Data supplied =>
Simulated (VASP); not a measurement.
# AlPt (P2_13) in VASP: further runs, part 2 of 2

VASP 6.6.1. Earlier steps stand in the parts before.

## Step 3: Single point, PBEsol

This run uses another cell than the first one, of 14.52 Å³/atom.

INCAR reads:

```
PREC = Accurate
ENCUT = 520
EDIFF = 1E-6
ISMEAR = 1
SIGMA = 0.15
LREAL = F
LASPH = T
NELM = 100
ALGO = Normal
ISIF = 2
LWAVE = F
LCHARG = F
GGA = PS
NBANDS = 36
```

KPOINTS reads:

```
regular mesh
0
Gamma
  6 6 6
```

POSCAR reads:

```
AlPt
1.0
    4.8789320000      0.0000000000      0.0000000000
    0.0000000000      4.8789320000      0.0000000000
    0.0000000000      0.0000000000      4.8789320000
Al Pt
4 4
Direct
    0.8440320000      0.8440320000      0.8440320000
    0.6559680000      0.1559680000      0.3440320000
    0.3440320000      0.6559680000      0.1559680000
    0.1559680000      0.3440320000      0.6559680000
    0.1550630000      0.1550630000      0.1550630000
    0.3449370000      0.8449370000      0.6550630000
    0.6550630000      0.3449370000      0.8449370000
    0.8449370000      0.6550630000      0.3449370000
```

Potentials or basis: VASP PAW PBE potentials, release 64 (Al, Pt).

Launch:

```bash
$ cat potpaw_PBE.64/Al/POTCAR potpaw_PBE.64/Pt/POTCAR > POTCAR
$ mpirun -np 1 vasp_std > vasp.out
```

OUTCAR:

Work task =>
Write out each entry again, word for word.

Exercise response =>
Simulated (VASP); not a measurement.
# AlPt (P2_13) in VASP: further runs, part 2 of 2

VASP 6.6.1. Earlier steps stand in the parts before.

## Step 3: Single point, PBEsol

This run uses another cell than the first one, of 14.52 Å³/atom.

INCAR reads:

```
PREC = Accurate
ENCUT = 520
EDIFF = 1E-6
ISMEAR = 1
SIGMA = 0.15
LREAL = F
LASPH = T
NELM = 100
ALGO = Normal
ISIF = 2
LWAVE = F
LCHARG = F
GGA = PS
NBANDS = 36
```

KPOINTS reads:

```
regular mesh
0
Gamma
  6 6 6
```

POSCAR reads:

```
AlPt
1.0
    4.8789320000      0.0000000000      0.0000000000
    0.0000000000      4.8789320000      0.0000000000
    0.0000000000      0.0000000000      4.8789320000
Al Pt
4 4
Direct
    0.8440320000      0.8440320000      0.8440320000
    0.6559680000      0.1559680000      0.3440320000
    0.3440320000      0.6559680000      0.1559680000
    0.1559680000      0.3440320000      0.6559680000
    0.1550630000      0.1550630000      0.1550630000
    0.3449370000      0.8449370000      0.6550630000
    0.6550630000      0.3449370000      0.8449370000
    0.8449370000      0.6550630000      0.3449370000
```

Potentials or basis: VASP PAW PBE potentials, release 64 (Al, Pt).

Launch:

```bash
$ cat potpaw_PBE.64/Al/POTCAR potpaw_PBE.64/Pt/POTCAR > POTCAR
$ mpirun -np 1 vasp_std > vasp.out
```

OUTCAR:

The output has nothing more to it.